Please write out, exactly, every line of the listing from its first line through the one that includes "15.038 | -8.93551 |".

↓

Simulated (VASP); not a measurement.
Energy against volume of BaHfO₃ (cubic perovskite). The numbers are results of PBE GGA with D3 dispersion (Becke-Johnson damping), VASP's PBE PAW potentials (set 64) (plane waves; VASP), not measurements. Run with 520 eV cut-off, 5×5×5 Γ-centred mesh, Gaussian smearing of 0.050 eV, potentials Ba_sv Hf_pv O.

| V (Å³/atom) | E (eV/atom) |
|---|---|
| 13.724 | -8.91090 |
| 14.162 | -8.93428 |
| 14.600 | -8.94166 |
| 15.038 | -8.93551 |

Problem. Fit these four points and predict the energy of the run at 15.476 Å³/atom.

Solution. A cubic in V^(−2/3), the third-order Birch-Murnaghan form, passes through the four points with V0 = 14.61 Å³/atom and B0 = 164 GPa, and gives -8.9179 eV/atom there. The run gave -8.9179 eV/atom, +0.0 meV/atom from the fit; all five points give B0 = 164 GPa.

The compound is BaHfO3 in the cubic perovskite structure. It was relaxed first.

↑

> ANSWER BOX
Simulated (VASP); not a measurement.
Energy against volume of BaHfO₃ (cubic perovskite). The numbers are results of PBE GGA with D3 dispersion (Becke-Johnson damping), VASP's PBE PAW potentials (set 64) (plane waves; VASP), not measurements. Run with 520 eV cut-off, 5×5×5 Γ-centred mesh, Gaussian smearing of 0.050 eV, potentials Ba_sv Hf_pv O.

| V (Å³/atom) | E (eV/atom) |
|---|---|
| 13.724 | -8.91090 |
| 14.162 | -8.93428 |
| 14.600 | -8.94166 |
| 15.038 | -8.93551 |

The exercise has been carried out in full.